# DATA FOR REVIEW
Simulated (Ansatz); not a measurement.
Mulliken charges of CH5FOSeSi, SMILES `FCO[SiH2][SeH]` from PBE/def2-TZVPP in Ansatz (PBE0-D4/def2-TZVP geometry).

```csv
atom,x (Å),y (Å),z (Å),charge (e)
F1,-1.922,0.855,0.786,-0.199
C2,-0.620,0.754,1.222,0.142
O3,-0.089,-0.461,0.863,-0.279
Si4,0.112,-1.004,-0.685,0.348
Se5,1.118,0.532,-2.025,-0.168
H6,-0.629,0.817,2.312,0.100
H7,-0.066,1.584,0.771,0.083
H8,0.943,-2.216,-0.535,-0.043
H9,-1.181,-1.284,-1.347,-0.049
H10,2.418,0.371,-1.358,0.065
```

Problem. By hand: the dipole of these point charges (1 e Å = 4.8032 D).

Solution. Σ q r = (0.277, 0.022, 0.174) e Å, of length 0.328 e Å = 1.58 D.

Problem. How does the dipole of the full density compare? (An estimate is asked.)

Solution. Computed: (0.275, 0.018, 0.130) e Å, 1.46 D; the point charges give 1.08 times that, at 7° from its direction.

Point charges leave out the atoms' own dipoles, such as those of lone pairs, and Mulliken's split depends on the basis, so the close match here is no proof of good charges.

# ACTIVITY
Your task is to set down again, exactly, every line from the beginning of the listing through the line with "Solution. Computed: (0.275, 0.018, 0.130)".

# WRITTEN SOLUTION
Simulated (Ansatz); not a measurement.
Mulliken charges of CH5FOSeSi, SMILES `FCO[SiH2][SeH]` from PBE/def2-TZVPP in Ansatz (PBE0-D4/def2-TZVP geometry).

```csv
atom,x (Å),y (Å),z (Å),charge (e)
F1,-1.922,0.855,0.786,-0.199
C2,-0.620,0.754,1.222,0.142
O3,-0.089,-0.461,0.863,-0.279
Si4,0.112,-1.004,-0.685,0.348
Se5,1.118,0.532,-2.025,-0.168
H6,-0.629,0.817,2.312,0.100
H7,-0.066,1.584,0.771,0.083
H8,0.943,-2.216,-0.535,-0.043
H9,-1.181,-1.284,-1.347,-0.049
H10,2.418,0.371,-1.358,0.065
```

Problem. By hand: the dipole of these point charges (1 e Å = 4.8032 D).

Solution. Σ q r = (0.277, 0.022, 0.174) e Å, of length 0.328 e Å = 1.58 D.

Problem. How does the dipole of the full density compare? (An estimate is asked.)

Solution. Computed: (0.275, 0.018, 0.130) e Å, 1.46 D; the point charges give 1.08 times that, at 7° from its direction.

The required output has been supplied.